Assigned task:
Return exactly the lines of the records below, starting at the line that contains "Potentials or basis: VASP" and ending at the line that contains "gap 2.25 eV).", with both of those lines kept.

Data under study section start
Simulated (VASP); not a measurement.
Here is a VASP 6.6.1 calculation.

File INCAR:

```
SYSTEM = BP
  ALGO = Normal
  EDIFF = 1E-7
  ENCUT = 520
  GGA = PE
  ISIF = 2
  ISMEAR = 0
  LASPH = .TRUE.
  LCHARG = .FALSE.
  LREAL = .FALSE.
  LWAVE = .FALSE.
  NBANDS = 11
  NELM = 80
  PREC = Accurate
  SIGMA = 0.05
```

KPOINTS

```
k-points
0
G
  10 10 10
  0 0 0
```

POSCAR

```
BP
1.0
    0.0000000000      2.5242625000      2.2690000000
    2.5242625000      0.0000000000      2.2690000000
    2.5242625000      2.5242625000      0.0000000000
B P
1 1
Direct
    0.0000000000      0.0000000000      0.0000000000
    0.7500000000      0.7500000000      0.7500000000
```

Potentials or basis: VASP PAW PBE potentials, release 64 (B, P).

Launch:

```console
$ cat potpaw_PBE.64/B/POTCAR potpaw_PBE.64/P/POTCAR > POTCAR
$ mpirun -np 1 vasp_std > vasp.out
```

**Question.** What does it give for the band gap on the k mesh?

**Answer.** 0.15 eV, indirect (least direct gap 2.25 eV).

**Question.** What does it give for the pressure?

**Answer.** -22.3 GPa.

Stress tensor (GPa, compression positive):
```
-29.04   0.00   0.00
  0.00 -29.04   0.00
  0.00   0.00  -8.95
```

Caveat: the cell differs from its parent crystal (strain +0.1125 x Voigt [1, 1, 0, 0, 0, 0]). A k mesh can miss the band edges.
Data under study section end

Expected answer:
Potentials or basis: VASP PAW PBE potentials, release 64 (B, P).

Launch:

```console
$ cat potpaw_PBE.64/B/POTCAR potpaw_PBE.64/P/POTCAR > POTCAR
$ mpirun -np 1 vasp_std > vasp.out
```

**Question.** What does it give for the band gap on the k mesh?

**Answer.** 0.15 eV, indirect (least direct gap 2.25 eV).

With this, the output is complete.